§ **Work task**
Locate the line that contains "in two programs**" in the entries below, then repeat it and every following line through the line that contains "Quantity | Value |", exactly, and no others.

——————————

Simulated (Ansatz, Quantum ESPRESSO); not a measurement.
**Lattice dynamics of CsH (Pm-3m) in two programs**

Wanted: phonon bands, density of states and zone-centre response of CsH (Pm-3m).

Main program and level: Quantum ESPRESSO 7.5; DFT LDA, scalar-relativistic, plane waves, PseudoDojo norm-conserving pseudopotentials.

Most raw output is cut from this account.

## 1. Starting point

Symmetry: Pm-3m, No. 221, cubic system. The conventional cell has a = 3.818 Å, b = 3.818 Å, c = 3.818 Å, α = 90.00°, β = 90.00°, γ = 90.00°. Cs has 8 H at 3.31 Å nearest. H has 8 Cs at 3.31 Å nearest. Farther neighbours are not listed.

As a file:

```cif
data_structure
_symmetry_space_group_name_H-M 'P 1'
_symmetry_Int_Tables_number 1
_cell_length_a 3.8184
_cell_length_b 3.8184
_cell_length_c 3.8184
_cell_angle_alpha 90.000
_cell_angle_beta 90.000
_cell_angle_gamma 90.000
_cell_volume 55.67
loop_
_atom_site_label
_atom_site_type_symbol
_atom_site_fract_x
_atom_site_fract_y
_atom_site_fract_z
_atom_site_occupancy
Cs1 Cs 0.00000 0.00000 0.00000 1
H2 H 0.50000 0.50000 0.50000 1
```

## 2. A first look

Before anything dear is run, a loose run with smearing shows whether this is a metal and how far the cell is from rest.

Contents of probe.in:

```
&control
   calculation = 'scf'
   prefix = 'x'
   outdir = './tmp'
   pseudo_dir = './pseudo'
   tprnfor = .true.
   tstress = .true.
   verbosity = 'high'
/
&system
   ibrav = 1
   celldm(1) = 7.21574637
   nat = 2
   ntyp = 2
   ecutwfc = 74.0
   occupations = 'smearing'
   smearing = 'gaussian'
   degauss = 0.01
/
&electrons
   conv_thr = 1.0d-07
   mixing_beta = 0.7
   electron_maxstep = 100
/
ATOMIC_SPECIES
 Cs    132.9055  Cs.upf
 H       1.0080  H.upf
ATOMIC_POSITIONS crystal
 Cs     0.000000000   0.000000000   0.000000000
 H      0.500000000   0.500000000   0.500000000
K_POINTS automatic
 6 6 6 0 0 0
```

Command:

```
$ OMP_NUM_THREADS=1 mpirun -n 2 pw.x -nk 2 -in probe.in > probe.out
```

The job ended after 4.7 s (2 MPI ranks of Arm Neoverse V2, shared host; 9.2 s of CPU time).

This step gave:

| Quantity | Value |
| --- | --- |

——————————

§ **Answer box**
**Lattice dynamics of CsH (Pm-3m) in two programs**

Wanted: phonon bands, density of states and zone-centre response of CsH (Pm-3m).

Main program and level: Quantum ESPRESSO 7.5; DFT LDA, scalar-relativistic, plane waves, PseudoDojo norm-conserving pseudopotentials.

Most raw output is cut from this account.

## 1. Starting point

Symmetry: Pm-3m, No. 221, cubic system. The conventional cell has a = 3.818 Å, b = 3.818 Å, c = 3.818 Å, α = 90.00°, β = 90.00°, γ = 90.00°. Cs has 8 H at 3.31 Å nearest. H has 8 Cs at 3.31 Å nearest. Farther neighbours are not listed.

As a file:

```cif
data_structure
_symmetry_space_group_name_H-M 'P 1'
_symmetry_Int_Tables_number 1
_cell_length_a 3.8184
_cell_length_b 3.8184
_cell_length_c 3.8184
_cell_angle_alpha 90.000
_cell_angle_beta 90.000
_cell_angle_gamma 90.000
_cell_volume 55.67
loop_
_atom_site_label
_atom_site_type_symbol
_atom_site_fract_x
_atom_site_fract_y
_atom_site_fract_z
_atom_site_occupancy
Cs1 Cs 0.00000 0.00000 0.00000 1
H2 H 0.50000 0.50000 0.50000 1
```

## 2. A first look

Before anything dear is run, a loose run with smearing shows whether this is a metal and how far the cell is from rest.

Contents of probe.in:

```
&control
   calculation = 'scf'
   prefix = 'x'
   outdir = './tmp'
   pseudo_dir = './pseudo'
   tprnfor = .true.
   tstress = .true.
   verbosity = 'high'
/
&system
   ibrav = 1
   celldm(1) = 7.21574637
   nat = 2
   ntyp = 2
   ecutwfc = 74.0
   occupations = 'smearing'
   smearing = 'gaussian'
   degauss = 0.01
/
&electrons
   conv_thr = 1.0d-07
   mixing_beta = 0.7
   electron_maxstep = 100
/
ATOMIC_SPECIES
 Cs    132.9055  Cs.upf
 H       1.0080  H.upf
ATOMIC_POSITIONS crystal
 Cs     0.000000000   0.000000000   0.000000000
 H      0.500000000   0.500000000   0.500000000
K_POINTS automatic
 6 6 6 0 0 0
```

Command:

```
$ OMP_NUM_THREADS=1 mpirun -n 2 pw.x -nk 2 -in probe.in > probe.out
```

The job ended after 4.7 s (2 MPI ranks of Arm Neoverse V2, shared host; 9.2 s of CPU time).

This step gave:

| Quantity | Value |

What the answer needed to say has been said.